Brief: Repeat the data below word for word.

Material shown:
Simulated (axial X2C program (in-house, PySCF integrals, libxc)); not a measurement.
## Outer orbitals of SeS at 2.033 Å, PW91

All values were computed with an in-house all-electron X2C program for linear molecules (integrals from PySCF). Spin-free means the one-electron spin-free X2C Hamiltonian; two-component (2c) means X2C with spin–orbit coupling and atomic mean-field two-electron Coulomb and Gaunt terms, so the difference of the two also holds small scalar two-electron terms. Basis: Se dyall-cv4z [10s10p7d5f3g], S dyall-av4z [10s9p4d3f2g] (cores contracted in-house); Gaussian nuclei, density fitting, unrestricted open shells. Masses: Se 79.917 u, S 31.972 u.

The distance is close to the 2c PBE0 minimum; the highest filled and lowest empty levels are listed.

Answer area:
Simulated (axial X2C program (in-house, PySCF integrals, libxc)); not a measurement.
## Outer orbitals of SeS at 2.033 Å, PW91

All values were computed with an in-house all-electron X2C program for linear molecules (integrals from PySCF). Spin-free means the one-electron spin-free X2C Hamiltonian; two-component (2c) means X2C with spin–orbit coupling and atomic mean-field two-electron Coulomb and Gaunt terms, so the difference of the two also holds small scalar two-electron terms. Basis: Se dyall-cv4z [10s10p7d5f3g], S dyall-av4z [10s9p4d3f2g] (cores contracted in-house); Gaussian nuclei, density fitting, unrestricted open shells. Masses: Se 79.917 u, S 31.972 u.

The distance is close to the 2c PBE0 minimum; the highest filled and lowest empty levels are listed.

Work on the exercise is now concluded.